- DATA SHOWN:
┄┄┄┄┄┄

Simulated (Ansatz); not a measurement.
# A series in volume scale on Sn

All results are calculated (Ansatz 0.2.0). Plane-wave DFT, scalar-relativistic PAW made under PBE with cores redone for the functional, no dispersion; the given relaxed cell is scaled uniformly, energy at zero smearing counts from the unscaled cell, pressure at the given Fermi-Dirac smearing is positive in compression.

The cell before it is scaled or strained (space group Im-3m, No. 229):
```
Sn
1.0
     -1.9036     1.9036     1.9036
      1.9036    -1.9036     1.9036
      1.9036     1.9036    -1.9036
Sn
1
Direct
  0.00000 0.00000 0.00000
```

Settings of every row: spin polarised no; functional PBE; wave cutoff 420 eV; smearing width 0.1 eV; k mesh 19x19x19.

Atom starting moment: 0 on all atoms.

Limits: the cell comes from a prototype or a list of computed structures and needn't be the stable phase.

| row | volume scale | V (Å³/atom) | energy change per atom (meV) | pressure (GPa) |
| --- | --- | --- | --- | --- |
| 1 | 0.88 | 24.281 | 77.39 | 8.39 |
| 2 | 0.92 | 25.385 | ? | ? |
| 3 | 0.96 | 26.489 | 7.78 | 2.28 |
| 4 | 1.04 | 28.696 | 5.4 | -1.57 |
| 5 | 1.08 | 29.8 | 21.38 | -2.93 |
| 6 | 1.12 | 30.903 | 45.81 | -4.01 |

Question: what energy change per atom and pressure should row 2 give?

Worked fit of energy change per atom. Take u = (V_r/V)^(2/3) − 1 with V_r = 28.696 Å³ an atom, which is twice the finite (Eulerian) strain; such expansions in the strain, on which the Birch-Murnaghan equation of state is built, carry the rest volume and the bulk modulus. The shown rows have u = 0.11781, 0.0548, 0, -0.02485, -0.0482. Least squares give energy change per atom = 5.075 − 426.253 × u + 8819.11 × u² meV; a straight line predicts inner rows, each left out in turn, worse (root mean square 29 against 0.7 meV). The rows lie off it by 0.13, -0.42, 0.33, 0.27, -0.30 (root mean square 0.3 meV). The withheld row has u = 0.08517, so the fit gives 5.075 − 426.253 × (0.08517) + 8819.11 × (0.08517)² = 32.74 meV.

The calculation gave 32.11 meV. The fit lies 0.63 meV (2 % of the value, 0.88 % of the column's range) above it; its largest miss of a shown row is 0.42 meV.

┄┄┄┄┄┄

- ACTION ITEM: Your task is to retype the entries verbatim, starting with the line that holds "77.39 | 8.39 |" and stopping after the line that holds "Question: what energy".

- TASK ANSWER:
| 1 | 0.88 | 24.281 | 77.39 | 8.39 |
| 2 | 0.92 | 25.385 | ? | ? |
| 3 | 0.96 | 26.489 | 7.78 | 2.28 |
| 4 | 1.04 | 28.696 | 5.4 | -1.57 |
| 5 | 1.08 | 29.8 | 21.38 | -2.93 |
| 6 | 1.12 | 30.903 | 45.81 | -4.01 |

Question: what energy change per atom and pressure should row 2 give?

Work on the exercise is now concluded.